:: Excerpted records ::
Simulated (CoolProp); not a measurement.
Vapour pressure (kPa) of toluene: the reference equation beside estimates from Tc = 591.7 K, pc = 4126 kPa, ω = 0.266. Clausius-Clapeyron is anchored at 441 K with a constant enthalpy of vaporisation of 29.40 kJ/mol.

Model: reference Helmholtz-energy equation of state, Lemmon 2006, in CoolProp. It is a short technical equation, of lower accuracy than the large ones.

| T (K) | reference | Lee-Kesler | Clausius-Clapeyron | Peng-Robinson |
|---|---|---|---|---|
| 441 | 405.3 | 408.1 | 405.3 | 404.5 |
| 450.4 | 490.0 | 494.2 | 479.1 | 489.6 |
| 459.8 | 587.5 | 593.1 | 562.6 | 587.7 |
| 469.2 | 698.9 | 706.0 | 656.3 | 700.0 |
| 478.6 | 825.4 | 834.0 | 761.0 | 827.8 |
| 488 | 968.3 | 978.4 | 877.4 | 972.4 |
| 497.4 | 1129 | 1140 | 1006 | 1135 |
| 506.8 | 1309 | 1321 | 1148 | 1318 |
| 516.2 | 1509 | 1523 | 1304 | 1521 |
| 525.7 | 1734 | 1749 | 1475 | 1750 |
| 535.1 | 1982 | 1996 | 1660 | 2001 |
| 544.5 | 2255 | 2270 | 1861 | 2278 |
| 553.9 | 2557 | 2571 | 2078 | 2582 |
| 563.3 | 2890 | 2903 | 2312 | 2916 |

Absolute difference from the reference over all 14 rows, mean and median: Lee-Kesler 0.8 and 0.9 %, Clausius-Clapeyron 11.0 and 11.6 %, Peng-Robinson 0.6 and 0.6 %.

:: Brief ::
Set the entries above down once more, exactly as they stand.

:: Answer section ::
Simulated (CoolProp); not a measurement.
Vapour pressure (kPa) of toluene: the reference equation beside estimates from Tc = 591.7 K, pc = 4126 kPa, ω = 0.266. Clausius-Clapeyron is anchored at 441 K with a constant enthalpy of vaporisation of 29.40 kJ/mol.

Model: reference Helmholtz-energy equation of state, Lemmon 2006, in CoolProp. It is a short technical equation, of lower accuracy than the large ones.

| T (K) | reference | Lee-Kesler | Clausius-Clapeyron | Peng-Robinson |
|---|---|---|---|---|
| 441 | 405.3 | 408.1 | 405.3 | 404.5 |
| 450.4 | 490.0 | 494.2 | 479.1 | 489.6 |
| 459.8 | 587.5 | 593.1 | 562.6 | 587.7 |
| 469.2 | 698.9 | 706.0 | 656.3 | 700.0 |
| 478.6 | 825.4 | 834.0 | 761.0 | 827.8 |
| 488 | 968.3 | 978.4 | 877.4 | 972.4 |
| 497.4 | 1129 | 1140 | 1006 | 1135 |
| 506.8 | 1309 | 1321 | 1148 | 1318 |
| 516.2 | 1509 | 1523 | 1304 | 1521 |
| 525.7 | 1734 | 1749 | 1475 | 1750 |
| 535.1 | 1982 | 1996 | 1660 | 2001 |
| 544.5 | 2255 | 2270 | 1861 | 2278 |
| 553.9 | 2557 | 2571 | 2078 | 2582 |
| 563.3 | 2890 | 2903 | 2312 | 2916 |

Absolute difference from the reference over all 14 rows, mean and median: Lee-Kesler 0.8 and 0.9 %, Clausius-Clapeyron 11.0 and 11.6 %, Peng-Robinson 0.6 and 0.6 %.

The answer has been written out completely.